Assigned task
Transcribe exactly the first line of the listing below and each line that follows it, ending with the line that contains "Dipole correction: no", and omit the remainder.

──────── Dataset extract

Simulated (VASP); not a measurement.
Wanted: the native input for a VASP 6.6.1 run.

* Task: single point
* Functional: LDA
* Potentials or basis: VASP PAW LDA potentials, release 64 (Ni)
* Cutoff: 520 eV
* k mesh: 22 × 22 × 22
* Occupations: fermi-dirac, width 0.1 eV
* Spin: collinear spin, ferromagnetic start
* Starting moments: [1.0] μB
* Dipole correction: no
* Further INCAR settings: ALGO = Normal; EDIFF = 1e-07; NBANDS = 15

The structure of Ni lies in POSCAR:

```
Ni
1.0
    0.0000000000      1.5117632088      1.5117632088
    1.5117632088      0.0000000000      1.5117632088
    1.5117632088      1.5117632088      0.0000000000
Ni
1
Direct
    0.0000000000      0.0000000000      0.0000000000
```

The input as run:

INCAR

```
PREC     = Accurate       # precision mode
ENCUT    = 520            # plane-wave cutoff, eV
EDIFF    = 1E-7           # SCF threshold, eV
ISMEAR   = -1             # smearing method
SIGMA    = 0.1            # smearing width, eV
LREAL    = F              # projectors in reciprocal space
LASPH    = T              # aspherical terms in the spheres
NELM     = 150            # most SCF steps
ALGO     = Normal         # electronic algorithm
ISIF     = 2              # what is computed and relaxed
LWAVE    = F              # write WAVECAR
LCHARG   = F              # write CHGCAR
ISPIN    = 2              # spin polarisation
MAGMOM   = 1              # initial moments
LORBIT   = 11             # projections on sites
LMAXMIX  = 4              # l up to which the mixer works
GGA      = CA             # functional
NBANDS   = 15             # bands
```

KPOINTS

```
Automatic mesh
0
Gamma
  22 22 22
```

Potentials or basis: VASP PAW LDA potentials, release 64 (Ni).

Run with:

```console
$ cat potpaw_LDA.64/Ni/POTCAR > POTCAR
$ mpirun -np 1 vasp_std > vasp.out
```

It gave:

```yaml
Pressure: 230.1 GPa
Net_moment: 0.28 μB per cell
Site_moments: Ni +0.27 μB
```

────────────────

Response
Simulated (VASP); not a measurement.
Wanted: the native input for a VASP 6.6.1 run.

* Task: single point
* Functional: LDA
* Potentials or basis: VASP PAW LDA potentials, release 64 (Ni)
* Cutoff: 520 eV
* k mesh: 22 × 22 × 22
* Occupations: fermi-dirac, width 0.1 eV
* Spin: collinear spin, ferromagnetic start
* Starting moments: [1.0] μB
* Dipole correction: no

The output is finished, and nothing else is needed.